━━ RECORDS PROVIDED ━━

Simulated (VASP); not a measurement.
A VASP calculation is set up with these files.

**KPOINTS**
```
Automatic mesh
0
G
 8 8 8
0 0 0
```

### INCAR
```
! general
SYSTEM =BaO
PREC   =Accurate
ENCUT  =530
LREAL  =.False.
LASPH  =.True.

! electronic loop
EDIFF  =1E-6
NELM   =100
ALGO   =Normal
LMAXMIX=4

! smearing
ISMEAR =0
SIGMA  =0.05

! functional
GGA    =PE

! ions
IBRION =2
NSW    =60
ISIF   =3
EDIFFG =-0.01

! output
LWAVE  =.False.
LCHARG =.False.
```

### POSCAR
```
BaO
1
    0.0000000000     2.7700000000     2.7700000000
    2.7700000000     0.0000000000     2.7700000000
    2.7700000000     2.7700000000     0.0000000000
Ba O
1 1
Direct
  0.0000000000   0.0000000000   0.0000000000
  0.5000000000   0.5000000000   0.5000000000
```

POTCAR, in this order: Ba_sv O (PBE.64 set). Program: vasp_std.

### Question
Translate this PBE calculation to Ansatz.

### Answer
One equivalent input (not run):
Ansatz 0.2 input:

━━━

→ BRIEF
Give back the material above in its entirety, with every word intact.

→ WRITTEN REPLY
Simulated (VASP); not a measurement.
A VASP calculation is set up with these files.

**KPOINTS**
```
Automatic mesh
0
G
 8 8 8
0 0 0
```

### INCAR
```
! general
SYSTEM =BaO
PREC   =Accurate
ENCUT  =530
LREAL  =.False.
LASPH  =.True.

! electronic loop
EDIFF  =1E-6
NELM   =100
ALGO   =Normal
LMAXMIX=4

! smearing
ISMEAR =0
SIGMA  =0.05

! functional
GGA    =PE

! ions
IBRION =2
NSW    =60
ISIF   =3
EDIFFG =-0.01

! output
LWAVE  =.False.
LCHARG =.False.
```

### POSCAR
```
BaO
1
    0.0000000000     2.7700000000     2.7700000000
    2.7700000000     0.0000000000     2.7700000000
    2.7700000000     2.7700000000     0.0000000000
Ba O
1 1
Direct
  0.0000000000   0.0000000000   0.0000000000
  0.5000000000   0.5000000000   0.5000000000
```

POTCAR, in this order: Ba_sv O (PBE.64 set). Program: vasp_std.

### Question
Translate this PBE calculation to Ansatz.

### Answer
One equivalent input (not run):
Ansatz 0.2 input:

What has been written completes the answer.